* [ASSIGNMENT]:
Write the material out again, line by line, exactly as it is.

- Opening Delimiter -
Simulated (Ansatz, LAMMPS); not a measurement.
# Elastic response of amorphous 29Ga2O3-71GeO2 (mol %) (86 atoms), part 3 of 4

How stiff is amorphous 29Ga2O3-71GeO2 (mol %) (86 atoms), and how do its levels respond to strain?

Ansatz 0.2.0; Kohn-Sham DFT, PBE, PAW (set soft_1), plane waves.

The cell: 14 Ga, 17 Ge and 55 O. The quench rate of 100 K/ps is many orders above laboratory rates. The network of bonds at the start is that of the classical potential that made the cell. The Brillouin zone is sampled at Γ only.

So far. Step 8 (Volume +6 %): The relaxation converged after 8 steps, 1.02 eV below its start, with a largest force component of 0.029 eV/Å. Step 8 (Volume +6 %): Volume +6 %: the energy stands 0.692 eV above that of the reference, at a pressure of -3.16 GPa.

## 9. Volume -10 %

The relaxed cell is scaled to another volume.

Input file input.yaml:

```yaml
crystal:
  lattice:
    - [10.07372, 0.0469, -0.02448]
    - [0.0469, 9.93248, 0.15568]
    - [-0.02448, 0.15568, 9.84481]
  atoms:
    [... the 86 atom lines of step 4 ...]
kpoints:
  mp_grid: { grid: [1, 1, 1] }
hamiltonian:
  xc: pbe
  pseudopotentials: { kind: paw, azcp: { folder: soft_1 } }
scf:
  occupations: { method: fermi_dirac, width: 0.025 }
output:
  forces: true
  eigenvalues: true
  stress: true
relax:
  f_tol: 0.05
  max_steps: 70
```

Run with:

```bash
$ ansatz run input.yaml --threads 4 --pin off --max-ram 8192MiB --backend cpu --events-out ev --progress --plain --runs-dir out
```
- Closing Delimiter -

* [YOUR SOLUTION]:
Simulated (Ansatz, LAMMPS); not a measurement.
# Elastic response of amorphous 29Ga2O3-71GeO2 (mol %) (86 atoms), part 3 of 4

How stiff is amorphous 29Ga2O3-71GeO2 (mol %) (86 atoms), and how do its levels respond to strain?

Ansatz 0.2.0; Kohn-Sham DFT, PBE, PAW (set soft_1), plane waves.

The cell: 14 Ga, 17 Ge and 55 O. The quench rate of 100 K/ps is many orders above laboratory rates. The network of bonds at the start is that of the classical potential that made the cell. The Brillouin zone is sampled at Γ only.

So far. Step 8 (Volume +6 %): The relaxation converged after 8 steps, 1.02 eV below its start, with a largest force component of 0.029 eV/Å. Step 8 (Volume +6 %): Volume +6 %: the energy stands 0.692 eV above that of the reference, at a pressure of -3.16 GPa.

## 9. Volume -10 %

The relaxed cell is scaled to another volume.

Input file input.yaml:

```yaml
crystal:
  lattice:
    - [10.07372, 0.0469, -0.02448]
    - [0.0469, 9.93248, 0.15568]
    - [-0.02448, 0.15568, 9.84481]
  atoms:
    [... the 86 atom lines of step 4 ...]
kpoints:
  mp_grid: { grid: [1, 1, 1] }
hamiltonian:
  xc: pbe
  pseudopotentials: { kind: paw, azcp: { folder: soft_1 } }
scf:
  occupations: { method: fermi_dirac, width: 0.025 }
output:
  forces: true
  eigenvalues: true
  stress: true
relax:
  f_tol: 0.05
  max_steps: 70
```

Run with:

```bash
$ ansatz run input.yaml --threads 4 --pin off --max-ram 8192MiB --backend cpu --events-out ev --progress --plain --runs-dir out
```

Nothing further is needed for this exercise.